Recorded information
###
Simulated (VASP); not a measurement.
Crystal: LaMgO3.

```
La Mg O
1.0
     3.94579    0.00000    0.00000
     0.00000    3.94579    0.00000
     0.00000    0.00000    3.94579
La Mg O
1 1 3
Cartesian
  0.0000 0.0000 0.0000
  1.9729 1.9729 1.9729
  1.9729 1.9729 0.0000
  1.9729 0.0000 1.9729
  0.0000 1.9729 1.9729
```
###

Task item
The records above should be repeated exactly. Print them all.

Task output
Simulated (VASP); not a measurement.
Crystal: LaMgO3.

```
La Mg O
1.0
     3.94579    0.00000    0.00000
     0.00000    3.94579    0.00000
     0.00000    0.00000    3.94579
La Mg O
1 1 3
Cartesian
  0.0000 0.0000 0.0000
  1.9729 1.9729 1.9729
  1.9729 1.9729 0.0000
  1.9729 0.0000 1.9729
  0.0000 1.9729 1.9729
```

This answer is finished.